#### WORK REQUEST
Return each entry exactly, with none missing.

#### SUPPLIED INFORMATION
Content starts

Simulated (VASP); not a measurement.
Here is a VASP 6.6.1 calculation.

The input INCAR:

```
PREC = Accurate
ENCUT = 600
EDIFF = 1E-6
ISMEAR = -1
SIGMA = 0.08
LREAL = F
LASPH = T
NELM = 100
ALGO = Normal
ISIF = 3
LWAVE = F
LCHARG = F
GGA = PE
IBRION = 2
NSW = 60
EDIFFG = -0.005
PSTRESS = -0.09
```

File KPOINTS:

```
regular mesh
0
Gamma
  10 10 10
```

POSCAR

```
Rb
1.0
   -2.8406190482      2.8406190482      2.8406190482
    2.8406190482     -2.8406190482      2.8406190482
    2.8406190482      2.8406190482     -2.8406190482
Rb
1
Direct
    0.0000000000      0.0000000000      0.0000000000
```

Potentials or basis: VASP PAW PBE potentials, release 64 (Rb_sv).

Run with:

Content ends

#### WRITTEN SOLUTION
Simulated (VASP); not a measurement.
Here is a VASP 6.6.1 calculation.

The input INCAR:

```
PREC = Accurate
ENCUT = 600
EDIFF = 1E-6
ISMEAR = -1
SIGMA = 0.08
LREAL = F
LASPH = T
NELM = 100
ALGO = Normal
ISIF = 3
LWAVE = F
LCHARG = F
GGA = PE
IBRION = 2
NSW = 60
EDIFFG = -0.005
PSTRESS = -0.09
```

File KPOINTS:

```
regular mesh
0
Gamma
  10 10 10
```

POSCAR

```
Rb
1.0
   -2.8406190482      2.8406190482      2.8406190482
    2.8406190482     -2.8406190482      2.8406190482
    2.8406190482      2.8406190482     -2.8406190482
Rb
1
Direct
    0.0000000000      0.0000000000      0.0000000000
```

Potentials or basis: VASP PAW PBE potentials, release 64 (Rb_sv).

Run with:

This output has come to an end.